◆ **ASSIGNMENT**:
Each line of the listing below should be restated word for word.

★ ★ ★ ★ ★ ★ ★
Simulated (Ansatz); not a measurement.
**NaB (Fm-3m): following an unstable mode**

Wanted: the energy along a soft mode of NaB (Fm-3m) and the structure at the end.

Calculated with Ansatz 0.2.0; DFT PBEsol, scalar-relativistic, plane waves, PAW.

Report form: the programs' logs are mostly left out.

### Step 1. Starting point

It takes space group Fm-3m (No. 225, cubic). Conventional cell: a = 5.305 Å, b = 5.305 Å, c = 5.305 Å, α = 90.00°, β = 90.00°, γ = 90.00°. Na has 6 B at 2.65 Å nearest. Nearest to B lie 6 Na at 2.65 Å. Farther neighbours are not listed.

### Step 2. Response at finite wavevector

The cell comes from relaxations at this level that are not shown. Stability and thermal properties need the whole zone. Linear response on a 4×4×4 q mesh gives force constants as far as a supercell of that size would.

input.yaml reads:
★ ★ ★ ★ ★ ★ ★

◆ **EXERCISE RESPONSE**:
Simulated (Ansatz); not a measurement.
**NaB (Fm-3m): following an unstable mode**

Wanted: the energy along a soft mode of NaB (Fm-3m) and the structure at the end.

Calculated with Ansatz 0.2.0; DFT PBEsol, scalar-relativistic, plane waves, PAW.

Report form: the programs' logs are mostly left out.

### Step 1. Starting point

It takes space group Fm-3m (No. 225, cubic). Conventional cell: a = 5.305 Å, b = 5.305 Å, c = 5.305 Å, α = 90.00°, β = 90.00°, γ = 90.00°. Na has 6 B at 2.65 Å nearest. Nearest to B lie 6 Na at 2.65 Å. Farther neighbours are not listed.

### Step 2. Response at finite wavevector

The cell comes from relaxations at this level that are not shown. Stability and thermal properties need the whole zone. Linear response on a 4×4×4 q mesh gives force constants as far as a supercell of that size would.

input.yaml reads:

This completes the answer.